** Work instruction **
Transcribe only part of the material below: the lines from the one containing "## Relaxing Zn" through the one containing "(2) The volume", inclusive, exactly as written.

--- Material supplied Enclosed Below ---
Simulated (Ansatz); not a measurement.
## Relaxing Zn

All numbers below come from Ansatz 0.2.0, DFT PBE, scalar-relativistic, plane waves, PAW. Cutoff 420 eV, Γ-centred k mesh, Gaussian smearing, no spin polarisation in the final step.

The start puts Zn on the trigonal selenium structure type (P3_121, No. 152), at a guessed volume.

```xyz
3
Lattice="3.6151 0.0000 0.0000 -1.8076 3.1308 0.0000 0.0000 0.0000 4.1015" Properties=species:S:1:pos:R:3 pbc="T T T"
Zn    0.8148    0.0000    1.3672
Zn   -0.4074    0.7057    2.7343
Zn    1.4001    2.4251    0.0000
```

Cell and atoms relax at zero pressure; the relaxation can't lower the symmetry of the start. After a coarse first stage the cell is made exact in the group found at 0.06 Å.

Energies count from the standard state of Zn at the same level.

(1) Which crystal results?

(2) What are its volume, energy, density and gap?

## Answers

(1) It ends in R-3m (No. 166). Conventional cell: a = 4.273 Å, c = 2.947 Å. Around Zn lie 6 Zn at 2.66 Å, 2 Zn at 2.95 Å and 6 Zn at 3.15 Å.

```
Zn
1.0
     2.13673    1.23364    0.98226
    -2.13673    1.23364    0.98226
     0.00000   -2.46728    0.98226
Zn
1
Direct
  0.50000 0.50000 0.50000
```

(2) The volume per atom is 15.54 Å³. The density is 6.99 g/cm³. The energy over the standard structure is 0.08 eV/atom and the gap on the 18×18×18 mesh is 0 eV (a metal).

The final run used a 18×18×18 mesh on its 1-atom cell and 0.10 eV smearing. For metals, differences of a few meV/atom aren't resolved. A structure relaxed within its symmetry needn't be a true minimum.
--- End of Enclosed Material supplied ---

** Exercise answer **
## Relaxing Zn

All numbers below come from Ansatz 0.2.0, DFT PBE, scalar-relativistic, plane waves, PAW. Cutoff 420 eV, Γ-centred k mesh, Gaussian smearing, no spin polarisation in the final step.

The start puts Zn on the trigonal selenium structure type (P3_121, No. 152), at a guessed volume.

```xyz
3
Lattice="3.6151 0.0000 0.0000 -1.8076 3.1308 0.0000 0.0000 0.0000 4.1015" Properties=species:S:1:pos:R:3 pbc="T T T"
Zn    0.8148    0.0000    1.3672
Zn   -0.4074    0.7057    2.7343
Zn    1.4001    2.4251    0.0000
```

Cell and atoms relax at zero pressure; the relaxation can't lower the symmetry of the start. After a coarse first stage the cell is made exact in the group found at 0.06 Å.

Energies count from the standard state of Zn at the same level.

(1) Which crystal results?

(2) What are its volume, energy, density and gap?

## Answers

(1) It ends in R-3m (No. 166). Conventional cell: a = 4.273 Å, c = 2.947 Å. Around Zn lie 6 Zn at 2.66 Å, 2 Zn at 2.95 Å and 6 Zn at 3.15 Å.

```
Zn
1.0
     2.13673    1.23364    0.98226
    -2.13673    1.23364    0.98226
     0.00000   -2.46728    0.98226
Zn
1
Direct
  0.50000 0.50000 0.50000
```

(2) The volume per atom is 15.54 Å³. The density is 6.99 g/cm³. The energy over the standard structure is 0.08 eV/atom and the gap on the 18×18×18 mesh is 0 eV (a metal).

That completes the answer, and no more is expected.